▸ **BRIEF**: Could you write out each entry exactly as it reads?

┌─ SUPPLIED RECORDS

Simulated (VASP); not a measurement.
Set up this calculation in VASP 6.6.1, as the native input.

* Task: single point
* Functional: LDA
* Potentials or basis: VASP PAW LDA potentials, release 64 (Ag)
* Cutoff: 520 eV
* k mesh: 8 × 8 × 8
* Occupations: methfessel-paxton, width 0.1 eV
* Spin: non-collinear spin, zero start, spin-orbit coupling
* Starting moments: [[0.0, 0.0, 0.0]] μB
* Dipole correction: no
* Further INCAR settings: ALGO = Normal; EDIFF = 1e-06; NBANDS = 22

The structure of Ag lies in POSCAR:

└─

▸ **RESPONSE AREA**:
Simulated (VASP); not a measurement.
Set up this calculation in VASP 6.6.1, as the native input.

* Task: single point
* Functional: LDA
* Potentials or basis: VASP PAW LDA potentials, release 64 (Ag)
* Cutoff: 520 eV
* k mesh: 8 × 8 × 8
* Occupations: methfessel-paxton, width 0.1 eV
* Spin: non-collinear spin, zero start, spin-orbit coupling
* Starting moments: [[0.0, 0.0, 0.0]] μB
* Dipole correction: no
* Further INCAR settings: ALGO = Normal; EDIFF = 1e-06; NBANDS = 22

The structure of Ag lies in POSCAR:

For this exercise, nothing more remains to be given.